BEGIN GIVEN INFORMATION

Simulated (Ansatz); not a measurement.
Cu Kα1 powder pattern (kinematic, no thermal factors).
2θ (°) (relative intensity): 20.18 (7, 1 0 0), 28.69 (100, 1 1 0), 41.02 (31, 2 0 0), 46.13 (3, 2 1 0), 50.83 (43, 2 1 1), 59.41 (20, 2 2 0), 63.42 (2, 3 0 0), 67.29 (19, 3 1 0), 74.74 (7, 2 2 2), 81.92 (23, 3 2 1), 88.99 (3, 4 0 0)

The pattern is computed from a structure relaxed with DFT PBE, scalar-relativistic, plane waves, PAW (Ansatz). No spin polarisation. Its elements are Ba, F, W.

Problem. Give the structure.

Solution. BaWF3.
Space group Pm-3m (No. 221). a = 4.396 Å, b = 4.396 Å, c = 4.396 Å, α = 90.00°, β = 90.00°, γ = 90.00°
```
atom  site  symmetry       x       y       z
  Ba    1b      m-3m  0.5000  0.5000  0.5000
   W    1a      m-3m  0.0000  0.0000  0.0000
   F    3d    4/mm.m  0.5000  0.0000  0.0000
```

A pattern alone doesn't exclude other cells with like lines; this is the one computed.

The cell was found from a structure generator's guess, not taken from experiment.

END GIVEN INFORMATION

[WORK REQUEST]: Copy out every line of the data above, exactly as given.

[TASK OUTPUT]:
Simulated (Ansatz); not a measurement.
Cu Kα1 powder pattern (kinematic, no thermal factors).
2θ (°) (relative intensity): 20.18 (7, 1 0 0), 28.69 (100, 1 1 0), 41.02 (31, 2 0 0), 46.13 (3, 2 1 0), 50.83 (43, 2 1 1), 59.41 (20, 2 2 0), 63.42 (2, 3 0 0), 67.29 (19, 3 1 0), 74.74 (7, 2 2 2), 81.92 (23, 3 2 1), 88.99 (3, 4 0 0)

The pattern is computed from a structure relaxed with DFT PBE, scalar-relativistic, plane waves, PAW (Ansatz). No spin polarisation. Its elements are Ba, F, W.

Problem. Give the structure.

Solution. BaWF3.
Space group Pm-3m (No. 221). a = 4.396 Å, b = 4.396 Å, c = 4.396 Å, α = 90.00°, β = 90.00°, γ = 90.00°
```
atom  site  symmetry       x       y       z
  Ba    1b      m-3m  0.5000  0.5000  0.5000
   W    1a      m-3m  0.0000  0.0000  0.0000
   F    3d    4/mm.m  0.5000  0.0000  0.0000
```

A pattern alone doesn't exclude other cells with like lines; this is the one computed.

The cell was found from a structure generator's guess, not taken from experiment.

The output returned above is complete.